_WORK REQUEST_
Please print the data again exactly as given.

_THE DATA_
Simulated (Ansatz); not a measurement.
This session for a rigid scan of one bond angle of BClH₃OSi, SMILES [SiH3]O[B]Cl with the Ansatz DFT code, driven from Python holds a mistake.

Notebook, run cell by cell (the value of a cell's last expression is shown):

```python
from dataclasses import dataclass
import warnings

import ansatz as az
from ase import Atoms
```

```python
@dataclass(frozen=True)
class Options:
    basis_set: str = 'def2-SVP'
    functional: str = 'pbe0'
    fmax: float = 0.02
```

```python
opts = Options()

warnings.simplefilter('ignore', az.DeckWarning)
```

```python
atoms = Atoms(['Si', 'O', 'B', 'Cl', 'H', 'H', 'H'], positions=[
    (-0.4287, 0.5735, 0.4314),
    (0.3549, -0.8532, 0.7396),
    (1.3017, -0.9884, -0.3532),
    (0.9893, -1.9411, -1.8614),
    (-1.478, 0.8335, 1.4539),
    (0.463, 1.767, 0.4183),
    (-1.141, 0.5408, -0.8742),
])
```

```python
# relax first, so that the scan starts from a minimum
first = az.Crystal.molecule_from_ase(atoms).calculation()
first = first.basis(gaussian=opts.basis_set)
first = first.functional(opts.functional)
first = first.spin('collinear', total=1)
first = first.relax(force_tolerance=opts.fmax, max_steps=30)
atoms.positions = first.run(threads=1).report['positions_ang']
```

_ANSWER SPACE_
Simulated (Ansatz); not a measurement.
This session for a rigid scan of one bond angle of BClH₃OSi, SMILES [SiH3]O[B]Cl with the Ansatz DFT code, driven from Python holds a mistake.

Notebook, run cell by cell (the value of a cell's last expression is shown):

```python
from dataclasses import dataclass
import warnings

import ansatz as az
from ase import Atoms
```

```python
@dataclass(frozen=True)
class Options:
    basis_set: str = 'def2-SVP'
    functional: str = 'pbe0'
    fmax: float = 0.02
```

```python
opts = Options()

warnings.simplefilter('ignore', az.DeckWarning)
```

```python
atoms = Atoms(['Si', 'O', 'B', 'Cl', 'H', 'H', 'H'], positions=[
    (-0.4287, 0.5735, 0.4314),
    (0.3549, -0.8532, 0.7396),
    (1.3017, -0.9884, -0.3532),
    (0.9893, -1.9411, -1.8614),
    (-1.478, 0.8335, 1.4539),
    (0.463, 1.767, 0.4183),
    (-1.141, 0.5408, -0.8742),
])
```

```python
# relax first, so that the scan starts from a minimum
first = az.Crystal.molecule_from_ase(atoms).calculation()
first = first.basis(gaussian=opts.basis_set)
first = first.functional(opts.functional)
first = first.spin('collinear', total=1)
first = first.relax(force_tolerance=opts.fmax, max_steps=30)
atoms.positions = first.run(threads=1).report['positions_ang']
```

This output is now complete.